WORK ORDER:
Please retype the records below exactly, from the first line down to and including the line with "Task: How do the rings differ in shape?".

EXTRACTED MATERIAL:
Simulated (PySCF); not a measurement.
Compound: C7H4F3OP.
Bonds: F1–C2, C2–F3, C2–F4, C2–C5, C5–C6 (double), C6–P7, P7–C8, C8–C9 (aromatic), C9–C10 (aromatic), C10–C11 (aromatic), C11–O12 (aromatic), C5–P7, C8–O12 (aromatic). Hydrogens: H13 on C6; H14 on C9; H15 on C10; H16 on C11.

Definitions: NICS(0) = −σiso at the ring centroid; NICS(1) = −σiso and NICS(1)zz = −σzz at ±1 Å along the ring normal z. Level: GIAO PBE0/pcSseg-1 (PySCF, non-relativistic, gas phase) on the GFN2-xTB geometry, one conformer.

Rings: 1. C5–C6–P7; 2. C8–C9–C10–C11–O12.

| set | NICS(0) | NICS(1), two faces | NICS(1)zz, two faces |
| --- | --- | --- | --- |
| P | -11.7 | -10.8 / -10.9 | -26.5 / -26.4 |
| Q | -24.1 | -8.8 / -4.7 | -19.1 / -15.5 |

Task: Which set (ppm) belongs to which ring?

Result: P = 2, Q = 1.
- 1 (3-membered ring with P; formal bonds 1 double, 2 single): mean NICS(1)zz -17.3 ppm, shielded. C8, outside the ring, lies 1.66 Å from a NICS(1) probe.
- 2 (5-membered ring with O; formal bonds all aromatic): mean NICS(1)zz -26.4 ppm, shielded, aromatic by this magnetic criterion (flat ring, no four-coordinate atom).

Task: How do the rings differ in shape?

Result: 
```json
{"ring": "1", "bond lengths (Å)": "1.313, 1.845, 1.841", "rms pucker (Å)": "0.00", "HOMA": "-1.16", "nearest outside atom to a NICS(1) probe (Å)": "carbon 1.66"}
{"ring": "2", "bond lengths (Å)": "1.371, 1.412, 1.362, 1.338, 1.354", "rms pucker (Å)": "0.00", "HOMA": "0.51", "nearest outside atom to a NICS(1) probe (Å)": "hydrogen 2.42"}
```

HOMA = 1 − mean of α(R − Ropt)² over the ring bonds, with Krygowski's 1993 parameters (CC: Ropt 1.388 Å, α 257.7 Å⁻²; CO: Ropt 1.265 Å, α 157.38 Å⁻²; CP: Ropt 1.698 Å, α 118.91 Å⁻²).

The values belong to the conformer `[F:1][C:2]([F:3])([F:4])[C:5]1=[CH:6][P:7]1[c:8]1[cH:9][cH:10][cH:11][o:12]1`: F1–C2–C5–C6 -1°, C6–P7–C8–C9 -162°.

ANSWER AREA:
Simulated (PySCF); not a measurement.
Compound: C7H4F3OP.
Bonds: F1–C2, C2–F3, C2–F4, C2–C5, C5–C6 (double), C6–P7, P7–C8, C8–C9 (aromatic), C9–C10 (aromatic), C10–C11 (aromatic), C11–O12 (aromatic), C5–P7, C8–O12 (aromatic). Hydrogens: H13 on C6; H14 on C9; H15 on C10; H16 on C11.

Definitions: NICS(0) = −σiso at the ring centroid; NICS(1) = −σiso and NICS(1)zz = −σzz at ±1 Å along the ring normal z. Level: GIAO PBE0/pcSseg-1 (PySCF, non-relativistic, gas phase) on the GFN2-xTB geometry, one conformer.

Rings: 1. C5–C6–P7; 2. C8–C9–C10–C11–O12.

| set | NICS(0) | NICS(1), two faces | NICS(1)zz, two faces |
| --- | --- | --- | --- |
| P | -11.7 | -10.8 / -10.9 | -26.5 / -26.4 |
| Q | -24.1 | -8.8 / -4.7 | -19.1 / -15.5 |

Task: Which set (ppm) belongs to which ring?

Result: P = 2, Q = 1.
- 1 (3-membered ring with P; formal bonds 1 double, 2 single): mean NICS(1)zz -17.3 ppm, shielded. C8, outside the ring, lies 1.66 Å from a NICS(1) probe.
- 2 (5-membered ring with O; formal bonds all aromatic): mean NICS(1)zz -26.4 ppm, shielded, aromatic by this magnetic criterion (flat ring, no four-coordinate atom).

Task: How do the rings differ in shape?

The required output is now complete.